▸ **WORK ORDER**
Please take the lines from the one holding "(Sn_d, Se) |" through the one holding "NBANDS = 17 |" in the data below and copy them exactly.

::::

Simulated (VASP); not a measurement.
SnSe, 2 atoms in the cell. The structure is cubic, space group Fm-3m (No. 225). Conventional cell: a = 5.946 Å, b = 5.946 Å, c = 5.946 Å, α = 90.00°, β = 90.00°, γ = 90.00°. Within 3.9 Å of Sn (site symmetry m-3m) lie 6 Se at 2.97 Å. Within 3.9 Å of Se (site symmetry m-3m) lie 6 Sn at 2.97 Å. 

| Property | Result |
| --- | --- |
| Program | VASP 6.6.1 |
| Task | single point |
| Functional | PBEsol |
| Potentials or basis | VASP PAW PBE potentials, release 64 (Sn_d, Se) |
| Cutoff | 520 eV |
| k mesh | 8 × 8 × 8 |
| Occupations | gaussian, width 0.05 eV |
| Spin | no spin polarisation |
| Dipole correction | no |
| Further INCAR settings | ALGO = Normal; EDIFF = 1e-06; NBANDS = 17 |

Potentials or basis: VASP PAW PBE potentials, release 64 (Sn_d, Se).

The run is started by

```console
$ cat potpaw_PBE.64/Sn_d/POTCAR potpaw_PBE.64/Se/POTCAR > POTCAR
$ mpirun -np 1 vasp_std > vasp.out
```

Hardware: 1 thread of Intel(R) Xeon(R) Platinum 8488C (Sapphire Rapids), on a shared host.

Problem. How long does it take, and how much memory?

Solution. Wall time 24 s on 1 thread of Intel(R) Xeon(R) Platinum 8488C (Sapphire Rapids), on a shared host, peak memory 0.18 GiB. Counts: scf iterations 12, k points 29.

::::

▸ **ANSWER SPACE**
| Potentials or basis | VASP PAW PBE potentials, release 64 (Sn_d, Se) |
| Cutoff | 520 eV |
| k mesh | 8 × 8 × 8 |
| Occupations | gaussian, width 0.05 eV |
| Spin | no spin polarisation |
| Dipole correction | no |
| Further INCAR settings | ALGO = Normal; EDIFF = 1e-06; NBANDS = 17 |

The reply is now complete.